Each line below must be reproduced exactly.

> [Given entries]
+--

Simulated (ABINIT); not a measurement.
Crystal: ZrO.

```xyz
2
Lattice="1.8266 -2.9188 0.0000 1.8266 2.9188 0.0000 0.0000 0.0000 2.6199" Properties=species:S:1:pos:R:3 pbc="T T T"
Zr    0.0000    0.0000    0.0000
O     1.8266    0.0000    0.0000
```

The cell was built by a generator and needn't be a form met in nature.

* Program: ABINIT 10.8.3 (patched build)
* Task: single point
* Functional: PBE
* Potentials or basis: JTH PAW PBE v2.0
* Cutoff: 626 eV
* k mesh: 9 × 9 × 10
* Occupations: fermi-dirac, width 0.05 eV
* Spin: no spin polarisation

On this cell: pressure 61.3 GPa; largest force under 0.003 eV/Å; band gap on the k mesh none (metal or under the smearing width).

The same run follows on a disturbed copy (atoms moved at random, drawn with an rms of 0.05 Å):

+--

> [Exercise result]
Simulated (ABINIT); not a measurement.
Crystal: ZrO.

```xyz
2
Lattice="1.8266 -2.9188 0.0000 1.8266 2.9188 0.0000 0.0000 0.0000 2.6199" Properties=species:S:1:pos:R:3 pbc="T T T"
Zr    0.0000    0.0000    0.0000
O     1.8266    0.0000    0.0000
```

The cell was built by a generator and needn't be a form met in nature.

* Program: ABINIT 10.8.3 (patched build)
* Task: single point
* Functional: PBE
* Potentials or basis: JTH PAW PBE v2.0
* Cutoff: 626 eV
* k mesh: 9 × 9 × 10
* Occupations: fermi-dirac, width 0.05 eV
* Spin: no spin polarisation

On this cell: pressure 61.3 GPa; largest force under 0.003 eV/Å; band gap on the k mesh none (metal or under the smearing width).

The same run follows on a disturbed copy (atoms moved at random, drawn with an rms of 0.05 Å):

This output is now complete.